| Activity |
The whole listing, repeated exactly, is what this task asks for.

| Supplied information |

○ ○ ○ ○ ○ ○ ○

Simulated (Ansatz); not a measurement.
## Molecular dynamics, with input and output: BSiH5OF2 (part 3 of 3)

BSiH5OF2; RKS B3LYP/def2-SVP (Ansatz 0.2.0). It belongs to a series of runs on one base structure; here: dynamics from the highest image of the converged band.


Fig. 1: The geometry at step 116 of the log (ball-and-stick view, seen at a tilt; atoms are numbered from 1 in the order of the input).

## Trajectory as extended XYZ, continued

○ ○ ○ ○ ○ ○ ○

| Solution |
Simulated (Ansatz); not a measurement.
## Molecular dynamics, with input and output: BSiH5OF2 (part 3 of 3)

BSiH5OF2; RKS B3LYP/def2-SVP (Ansatz 0.2.0). It belongs to a series of runs on one base structure; here: dynamics from the highest image of the converged band.


Fig. 1: The geometry at step 116 of the log (ball-and-stick view, seen at a tilt; atoms are numbered from 1 in the order of the input).

## Trajectory as extended XYZ, continued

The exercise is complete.